● Work request
Output the records again verbatim.

● Data to examine
--
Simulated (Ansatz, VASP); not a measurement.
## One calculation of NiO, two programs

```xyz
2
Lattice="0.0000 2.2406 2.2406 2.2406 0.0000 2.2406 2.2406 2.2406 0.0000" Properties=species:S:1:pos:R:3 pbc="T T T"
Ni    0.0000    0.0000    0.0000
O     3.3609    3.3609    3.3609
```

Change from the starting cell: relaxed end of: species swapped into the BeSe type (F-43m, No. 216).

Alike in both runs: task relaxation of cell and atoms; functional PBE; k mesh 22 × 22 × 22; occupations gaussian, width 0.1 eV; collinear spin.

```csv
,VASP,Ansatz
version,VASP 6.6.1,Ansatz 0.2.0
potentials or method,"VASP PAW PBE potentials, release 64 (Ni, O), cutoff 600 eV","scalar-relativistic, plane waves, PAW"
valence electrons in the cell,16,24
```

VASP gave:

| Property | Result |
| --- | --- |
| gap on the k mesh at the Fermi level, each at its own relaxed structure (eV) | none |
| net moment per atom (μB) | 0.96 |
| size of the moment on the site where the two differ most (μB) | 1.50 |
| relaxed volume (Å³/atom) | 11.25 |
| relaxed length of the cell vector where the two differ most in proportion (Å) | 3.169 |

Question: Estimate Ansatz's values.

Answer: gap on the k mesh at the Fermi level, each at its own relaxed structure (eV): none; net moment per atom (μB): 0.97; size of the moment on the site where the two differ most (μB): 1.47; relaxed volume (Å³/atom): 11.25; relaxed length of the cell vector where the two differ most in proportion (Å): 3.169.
--

● Solution
Simulated (Ansatz, VASP); not a measurement.
## One calculation of NiO, two programs

```xyz
2
Lattice="0.0000 2.2406 2.2406 2.2406 0.0000 2.2406 2.2406 2.2406 0.0000" Properties=species:S:1:pos:R:3 pbc="T T T"
Ni    0.0000    0.0000    0.0000
O     3.3609    3.3609    3.3609
```

Change from the starting cell: relaxed end of: species swapped into the BeSe type (F-43m, No. 216).

Alike in both runs: task relaxation of cell and atoms; functional PBE; k mesh 22 × 22 × 22; occupations gaussian, width 0.1 eV; collinear spin.

```csv
,VASP,Ansatz
version,VASP 6.6.1,Ansatz 0.2.0
potentials or method,"VASP PAW PBE potentials, release 64 (Ni, O), cutoff 600 eV","scalar-relativistic, plane waves, PAW"
valence electrons in the cell,16,24
```

VASP gave:

| Property | Result |
| --- | --- |
| gap on the k mesh at the Fermi level, each at its own relaxed structure (eV) | none |
| net moment per atom (μB) | 0.96 |
| size of the moment on the site where the two differ most (μB) | 1.50 |
| relaxed volume (Å³/atom) | 11.25 |
| relaxed length of the cell vector where the two differ most in proportion (Å) | 3.169 |

Question: Estimate Ansatz's values.

Answer: gap on the k mesh at the Fermi level, each at its own relaxed structure (eV): none; net moment per atom (μB): 0.97; size of the moment on the site where the two differ most (μB): 1.47; relaxed volume (Å³/atom): 11.25; relaxed length of the cell vector where the two differ most in proportion (Å): 3.169.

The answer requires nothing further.